Retype each record shown below, leaving every character as it is.

--*--

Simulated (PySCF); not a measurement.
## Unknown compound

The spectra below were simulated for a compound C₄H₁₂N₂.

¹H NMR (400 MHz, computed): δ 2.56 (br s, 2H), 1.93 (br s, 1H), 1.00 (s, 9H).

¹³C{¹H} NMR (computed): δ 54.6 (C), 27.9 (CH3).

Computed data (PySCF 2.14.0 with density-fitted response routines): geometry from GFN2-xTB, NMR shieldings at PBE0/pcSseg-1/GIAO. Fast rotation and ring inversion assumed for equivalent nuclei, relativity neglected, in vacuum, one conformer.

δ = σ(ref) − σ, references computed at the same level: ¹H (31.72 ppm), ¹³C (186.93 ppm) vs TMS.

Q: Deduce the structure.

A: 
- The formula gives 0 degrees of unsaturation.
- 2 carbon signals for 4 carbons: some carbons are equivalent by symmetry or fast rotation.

--*--

§ WORKED SOLUTION
Simulated (PySCF); not a measurement.
## Unknown compound

The spectra below were simulated for a compound C₄H₁₂N₂.

¹H NMR (400 MHz, computed): δ 2.56 (br s, 2H), 1.93 (br s, 1H), 1.00 (s, 9H).

¹³C{¹H} NMR (computed): δ 54.6 (C), 27.9 (CH3).

Computed data (PySCF 2.14.0 with density-fitted response routines): geometry from GFN2-xTB, NMR shieldings at PBE0/pcSseg-1/GIAO. Fast rotation and ring inversion assumed for equivalent nuclei, relativity neglected, in vacuum, one conformer.

δ = σ(ref) − σ, references computed at the same level: ¹H (31.72 ppm), ¹³C (186.93 ppm) vs TMS.

Q: Deduce the structure.

A: 
- The formula gives 0 degrees of unsaturation.
- 2 carbon signals for 4 carbons: some carbons are equivalent by symmetry or fast rotation.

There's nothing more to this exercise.